Action item
Every record that appears below should be transcribed exactly.

Material shown Block Start
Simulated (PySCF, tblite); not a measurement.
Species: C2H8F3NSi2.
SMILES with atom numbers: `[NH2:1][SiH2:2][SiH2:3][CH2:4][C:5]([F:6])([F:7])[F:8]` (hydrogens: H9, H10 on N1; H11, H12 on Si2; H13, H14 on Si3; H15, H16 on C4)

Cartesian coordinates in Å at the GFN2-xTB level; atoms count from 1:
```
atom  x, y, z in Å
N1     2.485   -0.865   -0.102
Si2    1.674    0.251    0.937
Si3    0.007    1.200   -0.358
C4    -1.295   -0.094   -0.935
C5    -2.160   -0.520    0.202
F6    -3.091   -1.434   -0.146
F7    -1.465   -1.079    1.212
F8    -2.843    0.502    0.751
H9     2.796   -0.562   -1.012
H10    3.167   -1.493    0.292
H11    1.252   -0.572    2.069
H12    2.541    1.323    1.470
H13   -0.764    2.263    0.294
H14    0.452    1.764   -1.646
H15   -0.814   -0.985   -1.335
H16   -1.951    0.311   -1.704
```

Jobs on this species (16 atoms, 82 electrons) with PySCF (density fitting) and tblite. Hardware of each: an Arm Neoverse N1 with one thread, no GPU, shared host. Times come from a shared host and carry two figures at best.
Material shown Block End

Task result
Simulated (PySCF, tblite); not a measurement.
Species: C2H8F3NSi2.
SMILES with atom numbers: `[NH2:1][SiH2:2][SiH2:3][CH2:4][C:5]([F:6])([F:7])[F:8]` (hydrogens: H9, H10 on N1; H11, H12 on Si2; H13, H14 on Si3; H15, H16 on C4)

Cartesian coordinates in Å at the GFN2-xTB level; atoms count from 1:
```
atom  x, y, z in Å
N1     2.485   -0.865   -0.102
Si2    1.674    0.251    0.937
Si3    0.007    1.200   -0.358
C4    -1.295   -0.094   -0.935
C5    -2.160   -0.520    0.202
F6    -3.091   -1.434   -0.146
F7    -1.465   -1.079    1.212
F8    -2.843    0.502    0.751
H9     2.796   -0.562   -1.012
H10    3.167   -1.493    0.292
H11    1.252   -0.572    2.069
H12    2.541    1.323    1.470
H13   -0.764    2.263    0.294
H14    0.452    1.764   -1.646
H15   -0.814   -0.985   -1.335
H16   -1.951    0.311   -1.704
```

Jobs on this species (16 atoms, 82 electrons) with PySCF (density fitting) and tblite. Hardware of each: an Arm Neoverse N1 with one thread, no GPU, shared host. Times come from a shared host and carry two figures at best.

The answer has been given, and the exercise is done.